DATA EXTRACT —
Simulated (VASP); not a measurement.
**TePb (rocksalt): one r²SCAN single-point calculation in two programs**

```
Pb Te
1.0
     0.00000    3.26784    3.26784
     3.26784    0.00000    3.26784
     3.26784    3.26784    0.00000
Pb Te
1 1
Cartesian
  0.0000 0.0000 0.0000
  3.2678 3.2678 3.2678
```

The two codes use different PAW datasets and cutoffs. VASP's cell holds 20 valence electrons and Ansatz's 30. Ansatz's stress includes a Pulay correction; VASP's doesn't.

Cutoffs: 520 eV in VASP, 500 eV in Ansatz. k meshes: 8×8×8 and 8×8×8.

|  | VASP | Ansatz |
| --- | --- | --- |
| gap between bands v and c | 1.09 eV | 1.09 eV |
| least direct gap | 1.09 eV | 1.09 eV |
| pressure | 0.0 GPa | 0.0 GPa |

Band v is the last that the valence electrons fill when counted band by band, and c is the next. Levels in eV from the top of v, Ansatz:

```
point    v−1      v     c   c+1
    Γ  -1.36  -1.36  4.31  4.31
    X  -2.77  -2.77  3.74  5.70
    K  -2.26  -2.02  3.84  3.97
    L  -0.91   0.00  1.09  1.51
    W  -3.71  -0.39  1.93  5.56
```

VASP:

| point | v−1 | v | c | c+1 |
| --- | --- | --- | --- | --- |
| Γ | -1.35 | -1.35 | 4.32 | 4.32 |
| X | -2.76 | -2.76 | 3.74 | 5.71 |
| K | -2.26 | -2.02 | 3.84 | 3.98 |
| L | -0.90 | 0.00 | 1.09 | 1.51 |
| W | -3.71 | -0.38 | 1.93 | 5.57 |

WORK REQUEST —
Look back at the entries above and repeat, unchanged, every line from the line holding "3.84 | 3.98 |" through the line holding "1.09 | 1.51 |".

WRITTEN REPLY —
| K | -2.26 | -2.02 | 3.84 | 3.98 |
| L | -0.90 | 0.00 | 1.09 | 1.51 |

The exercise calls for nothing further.